# Assigned task
Set down all of the entries precisely as they were written.

- - -

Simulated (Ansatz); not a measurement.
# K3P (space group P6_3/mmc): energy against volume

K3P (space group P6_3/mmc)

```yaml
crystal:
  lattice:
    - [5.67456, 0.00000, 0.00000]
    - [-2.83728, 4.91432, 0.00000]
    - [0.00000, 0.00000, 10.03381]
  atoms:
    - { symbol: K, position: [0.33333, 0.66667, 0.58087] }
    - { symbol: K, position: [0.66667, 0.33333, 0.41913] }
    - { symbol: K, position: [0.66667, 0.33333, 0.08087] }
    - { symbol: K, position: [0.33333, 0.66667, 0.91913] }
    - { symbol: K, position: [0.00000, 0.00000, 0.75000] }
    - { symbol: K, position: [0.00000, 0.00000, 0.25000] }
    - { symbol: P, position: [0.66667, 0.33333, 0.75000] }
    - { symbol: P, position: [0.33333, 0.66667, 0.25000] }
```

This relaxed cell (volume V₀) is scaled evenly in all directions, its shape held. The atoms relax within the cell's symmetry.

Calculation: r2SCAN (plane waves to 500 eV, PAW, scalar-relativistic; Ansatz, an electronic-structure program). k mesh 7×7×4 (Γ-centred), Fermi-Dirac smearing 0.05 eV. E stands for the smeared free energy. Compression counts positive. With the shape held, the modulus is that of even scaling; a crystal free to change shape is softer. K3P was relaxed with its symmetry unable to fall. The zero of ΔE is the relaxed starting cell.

- - -

# Task result
Simulated (Ansatz); not a measurement.
# K3P (space group P6_3/mmc): energy against volume

K3P (space group P6_3/mmc)

```yaml
crystal:
  lattice:
    - [5.67456, 0.00000, 0.00000]
    - [-2.83728, 4.91432, 0.00000]
    - [0.00000, 0.00000, 10.03381]
  atoms:
    - { symbol: K, position: [0.33333, 0.66667, 0.58087] }
    - { symbol: K, position: [0.66667, 0.33333, 0.41913] }
    - { symbol: K, position: [0.66667, 0.33333, 0.08087] }
    - { symbol: K, position: [0.33333, 0.66667, 0.91913] }
    - { symbol: K, position: [0.00000, 0.00000, 0.75000] }
    - { symbol: K, position: [0.00000, 0.00000, 0.25000] }
    - { symbol: P, position: [0.66667, 0.33333, 0.75000] }
    - { symbol: P, position: [0.33333, 0.66667, 0.25000] }
```

This relaxed cell (volume V₀) is scaled evenly in all directions, its shape held. The atoms relax within the cell's symmetry.

Calculation: r2SCAN (plane waves to 500 eV, PAW, scalar-relativistic; Ansatz, an electronic-structure program). k mesh 7×7×4 (Γ-centred), Fermi-Dirac smearing 0.05 eV. E stands for the smeared free energy. Compression counts positive. With the shape held, the modulus is that of even scaling; a crystal free to change shape is softer. K3P was relaxed with its symmetry unable to fall. The zero of ΔE is the relaxed starting cell.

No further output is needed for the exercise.